+--

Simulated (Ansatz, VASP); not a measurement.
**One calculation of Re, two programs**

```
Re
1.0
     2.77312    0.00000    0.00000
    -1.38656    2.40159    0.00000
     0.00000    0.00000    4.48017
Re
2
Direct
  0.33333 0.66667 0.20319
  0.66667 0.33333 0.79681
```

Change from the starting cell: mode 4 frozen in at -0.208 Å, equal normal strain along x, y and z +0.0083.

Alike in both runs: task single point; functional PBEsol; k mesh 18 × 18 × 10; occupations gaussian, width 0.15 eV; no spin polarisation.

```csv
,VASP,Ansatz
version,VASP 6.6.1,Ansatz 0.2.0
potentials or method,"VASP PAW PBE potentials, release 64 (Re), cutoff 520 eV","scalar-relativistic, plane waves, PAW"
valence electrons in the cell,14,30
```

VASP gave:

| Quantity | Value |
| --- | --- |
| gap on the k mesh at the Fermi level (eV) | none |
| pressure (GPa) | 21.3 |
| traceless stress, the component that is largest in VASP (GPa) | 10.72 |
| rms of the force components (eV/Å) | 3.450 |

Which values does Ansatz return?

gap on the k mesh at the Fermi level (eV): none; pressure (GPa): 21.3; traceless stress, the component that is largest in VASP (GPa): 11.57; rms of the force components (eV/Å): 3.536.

+--

_Action item_
Could you copy every record above exactly as it stands?

_Response area_
Simulated (Ansatz, VASP); not a measurement.
**One calculation of Re, two programs**

```
Re
1.0
     2.77312    0.00000    0.00000
    -1.38656    2.40159    0.00000
     0.00000    0.00000    4.48017
Re
2
Direct
  0.33333 0.66667 0.20319
  0.66667 0.33333 0.79681
```

Change from the starting cell: mode 4 frozen in at -0.208 Å, equal normal strain along x, y and z +0.0083.

Alike in both runs: task single point; functional PBEsol; k mesh 18 × 18 × 10; occupations gaussian, width 0.15 eV; no spin polarisation.

```csv
,VASP,Ansatz
version,VASP 6.6.1,Ansatz 0.2.0
potentials or method,"VASP PAW PBE potentials, release 64 (Re), cutoff 520 eV","scalar-relativistic, plane waves, PAW"
valence electrons in the cell,14,30
```

VASP gave:

| Quantity | Value |
| --- | --- |
| gap on the k mesh at the Fermi level (eV) | none |
| pressure (GPa) | 21.3 |
| traceless stress, the component that is largest in VASP (GPa) | 10.72 |
| rms of the force components (eV/Å) | 3.450 |

Which values does Ansatz return?

gap on the k mesh at the Fermi level (eV): none; pressure (GPa): 21.3; traceless stress, the component that is largest in VASP (GPa): 11.57; rms of the force components (eV/Å): 3.536.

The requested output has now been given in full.